>>
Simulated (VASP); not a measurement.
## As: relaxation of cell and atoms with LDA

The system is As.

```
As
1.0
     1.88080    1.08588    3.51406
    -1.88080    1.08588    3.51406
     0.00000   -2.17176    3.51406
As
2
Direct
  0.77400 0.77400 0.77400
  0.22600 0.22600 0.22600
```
<<

Work task ::
Reproduce the data exactly, altering nothing.

Answer area ::
Simulated (VASP); not a measurement.
## As: relaxation of cell and atoms with LDA

The system is As.

```
As
1.0
     1.88080    1.08588    3.51406
    -1.88080    1.08588    3.51406
     0.00000   -2.17176    3.51406
As
2
Direct
  0.77400 0.77400 0.77400
  0.22600 0.22600 0.22600
```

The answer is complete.